━━ MATERIAL SHOWN

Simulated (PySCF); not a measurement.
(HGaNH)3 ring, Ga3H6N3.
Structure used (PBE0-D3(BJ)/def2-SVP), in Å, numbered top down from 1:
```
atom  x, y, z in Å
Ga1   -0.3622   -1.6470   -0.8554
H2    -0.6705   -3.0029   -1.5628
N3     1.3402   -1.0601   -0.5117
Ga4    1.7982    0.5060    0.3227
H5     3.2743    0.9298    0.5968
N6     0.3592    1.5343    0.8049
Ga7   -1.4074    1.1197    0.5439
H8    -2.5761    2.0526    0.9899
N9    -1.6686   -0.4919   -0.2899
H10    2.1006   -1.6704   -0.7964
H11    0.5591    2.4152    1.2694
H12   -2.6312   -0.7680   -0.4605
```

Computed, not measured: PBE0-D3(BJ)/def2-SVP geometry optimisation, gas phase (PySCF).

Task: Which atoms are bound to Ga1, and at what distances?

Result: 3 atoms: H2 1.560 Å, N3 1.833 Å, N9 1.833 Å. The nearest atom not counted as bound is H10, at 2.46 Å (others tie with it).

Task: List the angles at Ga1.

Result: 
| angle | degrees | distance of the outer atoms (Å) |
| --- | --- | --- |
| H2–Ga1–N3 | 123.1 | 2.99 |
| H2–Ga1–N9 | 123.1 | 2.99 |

━━━━

WORK TASK:
With nothing left out, transcribe the records above exactly.

RESPONSE BOX:
Simulated (PySCF); not a measurement.
(HGaNH)3 ring, Ga3H6N3.
Structure used (PBE0-D3(BJ)/def2-SVP), in Å, numbered top down from 1:
```
atom  x, y, z in Å
Ga1   -0.3622   -1.6470   -0.8554
H2    -0.6705   -3.0029   -1.5628
N3     1.3402   -1.0601   -0.5117
Ga4    1.7982    0.5060    0.3227
H5     3.2743    0.9298    0.5968
N6     0.3592    1.5343    0.8049
Ga7   -1.4074    1.1197    0.5439
H8    -2.5761    2.0526    0.9899
N9    -1.6686   -0.4919   -0.2899
H10    2.1006   -1.6704   -0.7964
H11    0.5591    2.4152    1.2694
H12   -2.6312   -0.7680   -0.4605
```

Computed, not measured: PBE0-D3(BJ)/def2-SVP geometry optimisation, gas phase (PySCF).

Task: Which atoms are bound to Ga1, and at what distances?

Result: 3 atoms: H2 1.560 Å, N3 1.833 Å, N9 1.833 Å. The nearest atom not counted as bound is H10, at 2.46 Å (others tie with it).

Task: List the angles at Ga1.

Result: 
| angle | degrees | distance of the outer atoms (Å) |
| --- | --- | --- |
| H2–Ga1–N3 | 123.1 | 2.99 |
| H2–Ga1–N9 | 123.1 | 2.99 |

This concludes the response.